DATA TO EXAMINE:
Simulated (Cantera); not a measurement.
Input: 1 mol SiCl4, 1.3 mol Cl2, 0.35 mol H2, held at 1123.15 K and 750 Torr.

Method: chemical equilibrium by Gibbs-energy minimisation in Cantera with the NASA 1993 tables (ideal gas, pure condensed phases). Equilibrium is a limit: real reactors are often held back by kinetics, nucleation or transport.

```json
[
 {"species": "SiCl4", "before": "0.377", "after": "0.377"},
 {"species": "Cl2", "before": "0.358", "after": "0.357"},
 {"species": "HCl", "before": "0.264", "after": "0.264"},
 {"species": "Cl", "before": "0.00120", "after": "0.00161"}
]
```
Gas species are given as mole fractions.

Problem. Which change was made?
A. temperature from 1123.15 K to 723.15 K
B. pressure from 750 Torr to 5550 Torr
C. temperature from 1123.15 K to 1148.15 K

ACTION ITEM: Reproduce the whole listing verbatim.

SOLUTION:
Simulated (Cantera); not a measurement.
Input: 1 mol SiCl4, 1.3 mol Cl2, 0.35 mol H2, held at 1123.15 K and 750 Torr.

Method: chemical equilibrium by Gibbs-energy minimisation in Cantera with the NASA 1993 tables (ideal gas, pure condensed phases). Equilibrium is a limit: real reactors are often held back by kinetics, nucleation or transport.

```json
[
 {"species": "SiCl4", "before": "0.377", "after": "0.377"},
 {"species": "Cl2", "before": "0.358", "after": "0.357"},
 {"species": "HCl", "before": "0.264", "after": "0.264"},
 {"species": "Cl", "before": "0.00120", "after": "0.00161"}
]
```
Gas species are given as mole fractions.

Problem. Which change was made?
A. temperature from 1123.15 K to 723.15 K
B. pressure from 750 Torr to 5550 Torr
C. temperature from 1123.15 K to 1148.15 K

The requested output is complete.